- - -
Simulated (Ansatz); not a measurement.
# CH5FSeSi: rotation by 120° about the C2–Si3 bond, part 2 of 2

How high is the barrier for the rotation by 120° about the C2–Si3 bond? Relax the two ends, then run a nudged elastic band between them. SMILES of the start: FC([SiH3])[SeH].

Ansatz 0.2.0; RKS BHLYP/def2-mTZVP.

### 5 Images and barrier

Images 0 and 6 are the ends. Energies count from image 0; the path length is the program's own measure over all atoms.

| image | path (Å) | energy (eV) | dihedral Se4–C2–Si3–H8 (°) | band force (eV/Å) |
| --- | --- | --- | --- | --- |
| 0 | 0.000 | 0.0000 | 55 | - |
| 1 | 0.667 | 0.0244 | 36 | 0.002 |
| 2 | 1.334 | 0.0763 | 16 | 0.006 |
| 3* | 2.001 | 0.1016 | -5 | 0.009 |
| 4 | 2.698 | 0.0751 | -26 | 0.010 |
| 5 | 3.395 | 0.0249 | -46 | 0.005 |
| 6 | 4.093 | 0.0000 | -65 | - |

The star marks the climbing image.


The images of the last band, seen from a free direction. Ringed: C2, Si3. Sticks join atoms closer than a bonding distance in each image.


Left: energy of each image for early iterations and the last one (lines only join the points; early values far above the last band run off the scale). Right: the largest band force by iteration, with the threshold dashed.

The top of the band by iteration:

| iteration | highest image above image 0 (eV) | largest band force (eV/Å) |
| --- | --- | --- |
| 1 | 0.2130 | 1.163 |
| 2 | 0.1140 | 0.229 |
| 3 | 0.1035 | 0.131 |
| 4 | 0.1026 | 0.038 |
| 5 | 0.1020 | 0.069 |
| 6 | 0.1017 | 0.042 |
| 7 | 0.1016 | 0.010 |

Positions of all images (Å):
- - -

§ **Work order**: Repeat, word for word, the lines above between the line holding "-5 | 0.009 |" and the line holding "0.1016 | 0.010 |", inclusive; omit everything else.

§ **Written solution**:
| 3* | 2.001 | 0.1016 | -5 | 0.009 |
| 4 | 2.698 | 0.0751 | -26 | 0.010 |
| 5 | 3.395 | 0.0249 | -46 | 0.005 |
| 6 | 4.093 | 0.0000 | -65 | - |

The star marks the climbing image.


The images of the last band, seen from a free direction. Ringed: C2, Si3. Sticks join atoms closer than a bonding distance in each image.


Left: energy of each image for early iterations and the last one (lines only join the points; early values far above the last band run off the scale). Right: the largest band force by iteration, with the threshold dashed.

The top of the band by iteration:

| iteration | highest image above image 0 (eV) | largest band force (eV/Å) |
| --- | --- | --- |
| 1 | 0.2130 | 1.163 |
| 2 | 0.1140 | 0.229 |
| 3 | 0.1035 | 0.131 |
| 4 | 0.1026 | 0.038 |
| 5 | 0.1020 | 0.069 |
| 6 | 0.1017 | 0.042 |
| 7 | 0.1016 | 0.010 |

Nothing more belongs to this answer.